- Opening Delimiter -
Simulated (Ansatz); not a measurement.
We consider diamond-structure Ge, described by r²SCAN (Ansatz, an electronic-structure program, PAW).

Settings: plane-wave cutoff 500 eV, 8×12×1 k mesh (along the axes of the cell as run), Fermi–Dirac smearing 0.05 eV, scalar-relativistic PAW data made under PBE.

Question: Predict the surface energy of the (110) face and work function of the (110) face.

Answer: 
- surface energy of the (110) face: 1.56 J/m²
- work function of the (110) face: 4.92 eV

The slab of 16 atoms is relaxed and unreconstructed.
- Closing Delimiter -

(ASSIGNED TASK): Quote only the stretch of lines that starts the data above and ends with the line containing "Settings: plane-wave cutoff", both included.

(ANSWER BOX):
Simulated (Ansatz); not a measurement.
We consider diamond-structure Ge, described by r²SCAN (Ansatz, an electronic-structure program, PAW).

Settings: plane-wave cutoff 500 eV, 8×12×1 k mesh (along the axes of the cell as run), Fermi–Dirac smearing 0.05 eV, scalar-relativistic PAW data made under PBE.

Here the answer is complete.